» Recorded information:
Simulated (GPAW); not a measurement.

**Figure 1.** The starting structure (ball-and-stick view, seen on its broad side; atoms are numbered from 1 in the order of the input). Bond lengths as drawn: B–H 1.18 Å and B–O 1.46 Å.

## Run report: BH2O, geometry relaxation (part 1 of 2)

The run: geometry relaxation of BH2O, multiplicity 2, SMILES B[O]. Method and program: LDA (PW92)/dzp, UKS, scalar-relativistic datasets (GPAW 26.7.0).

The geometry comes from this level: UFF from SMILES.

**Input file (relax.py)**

» Brief:
Repeat the whole listing word for word.

» Written response:
Simulated (GPAW); not a measurement.

**Figure 1.** The starting structure (ball-and-stick view, seen on its broad side; atoms are numbered from 1 in the order of the input). Bond lengths as drawn: B–H 1.18 Å and B–O 1.46 Å.

## Run report: BH2O, geometry relaxation (part 1 of 2)

The run: geometry relaxation of BH2O, multiplicity 2, SMILES B[O]. Method and program: LDA (PW92)/dzp, UKS, scalar-relativistic datasets (GPAW 26.7.0).

The geometry comes from this level: UFF from SMILES.

**Input file (relax.py)**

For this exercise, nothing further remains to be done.